▶ _WORK REQUEST_
Go through the following data and transcribe exactly the stretch of lines from the one holding "Computed with PBE" to the one holding "Problem. Rank these", both included.

▶ _SOURCE DATA_
*** Begin section ***
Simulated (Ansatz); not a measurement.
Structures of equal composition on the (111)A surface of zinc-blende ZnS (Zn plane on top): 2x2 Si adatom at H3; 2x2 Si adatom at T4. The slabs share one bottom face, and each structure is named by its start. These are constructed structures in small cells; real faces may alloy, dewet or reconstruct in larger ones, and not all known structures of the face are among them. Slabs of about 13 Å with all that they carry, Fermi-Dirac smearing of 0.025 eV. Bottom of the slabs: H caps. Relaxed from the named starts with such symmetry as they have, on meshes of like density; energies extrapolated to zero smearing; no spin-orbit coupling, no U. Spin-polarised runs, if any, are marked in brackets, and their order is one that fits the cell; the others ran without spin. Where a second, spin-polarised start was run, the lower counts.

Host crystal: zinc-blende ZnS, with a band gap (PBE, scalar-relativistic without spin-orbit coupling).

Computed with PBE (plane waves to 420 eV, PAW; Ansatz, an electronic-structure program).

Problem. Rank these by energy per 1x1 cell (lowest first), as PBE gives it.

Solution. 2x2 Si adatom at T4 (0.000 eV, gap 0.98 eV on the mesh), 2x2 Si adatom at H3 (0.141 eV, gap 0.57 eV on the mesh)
*** End section ***

▶ _YOUR RESPONSE_
Computed with PBE (plane waves to 420 eV, PAW; Ansatz, an electronic-structure program).

Problem. Rank these by energy per 1x1 cell (lowest first), as PBE gives it.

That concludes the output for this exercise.